· · ·
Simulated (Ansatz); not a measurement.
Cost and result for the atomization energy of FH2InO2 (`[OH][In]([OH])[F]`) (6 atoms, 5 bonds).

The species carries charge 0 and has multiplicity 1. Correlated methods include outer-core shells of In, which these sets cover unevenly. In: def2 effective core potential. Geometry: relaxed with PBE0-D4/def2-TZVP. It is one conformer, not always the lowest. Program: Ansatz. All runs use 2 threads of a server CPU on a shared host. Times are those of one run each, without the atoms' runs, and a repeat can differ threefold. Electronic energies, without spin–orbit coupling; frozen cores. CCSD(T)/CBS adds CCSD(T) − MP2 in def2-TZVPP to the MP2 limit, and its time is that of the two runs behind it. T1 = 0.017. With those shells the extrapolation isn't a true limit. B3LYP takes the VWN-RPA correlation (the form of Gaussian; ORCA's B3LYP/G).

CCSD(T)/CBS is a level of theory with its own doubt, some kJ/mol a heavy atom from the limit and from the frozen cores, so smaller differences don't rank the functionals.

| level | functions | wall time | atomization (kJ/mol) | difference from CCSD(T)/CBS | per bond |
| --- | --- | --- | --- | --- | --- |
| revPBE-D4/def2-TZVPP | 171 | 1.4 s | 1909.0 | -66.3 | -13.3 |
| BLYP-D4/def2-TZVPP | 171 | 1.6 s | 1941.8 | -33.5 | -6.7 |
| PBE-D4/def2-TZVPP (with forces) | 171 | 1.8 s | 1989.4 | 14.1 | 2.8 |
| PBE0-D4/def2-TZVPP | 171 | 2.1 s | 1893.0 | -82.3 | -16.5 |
· · ·

= Work task =
Write the listing out again so that nothing in it differs from the original.

= Worked solution =
Simulated (Ansatz); not a measurement.
Cost and result for the atomization energy of FH2InO2 (`[OH][In]([OH])[F]`) (6 atoms, 5 bonds).

The species carries charge 0 and has multiplicity 1. Correlated methods include outer-core shells of In, which these sets cover unevenly. In: def2 effective core potential. Geometry: relaxed with PBE0-D4/def2-TZVP. It is one conformer, not always the lowest. Program: Ansatz. All runs use 2 threads of a server CPU on a shared host. Times are those of one run each, without the atoms' runs, and a repeat can differ threefold. Electronic energies, without spin–orbit coupling; frozen cores. CCSD(T)/CBS adds CCSD(T) − MP2 in def2-TZVPP to the MP2 limit, and its time is that of the two runs behind it. T1 = 0.017. With those shells the extrapolation isn't a true limit. B3LYP takes the VWN-RPA correlation (the form of Gaussian; ORCA's B3LYP/G).

CCSD(T)/CBS is a level of theory with its own doubt, some kJ/mol a heavy atom from the limit and from the frozen cores, so smaller differences don't rank the functionals.

| level | functions | wall time | atomization (kJ/mol) | difference from CCSD(T)/CBS | per bond |
| --- | --- | --- | --- | --- | --- |
| revPBE-D4/def2-TZVPP | 171 | 1.4 s | 1909.0 | -66.3 | -13.3 |
| BLYP-D4/def2-TZVPP | 171 | 1.6 s | 1941.8 | -33.5 | -6.7 |
| PBE-D4/def2-TZVPP (with forces) | 171 | 1.8 s | 1989.4 | 14.1 | 2.8 |
| PBE0-D4/def2-TZVPP | 171 | 2.1 s | 1893.0 | -82.3 | -16.5 |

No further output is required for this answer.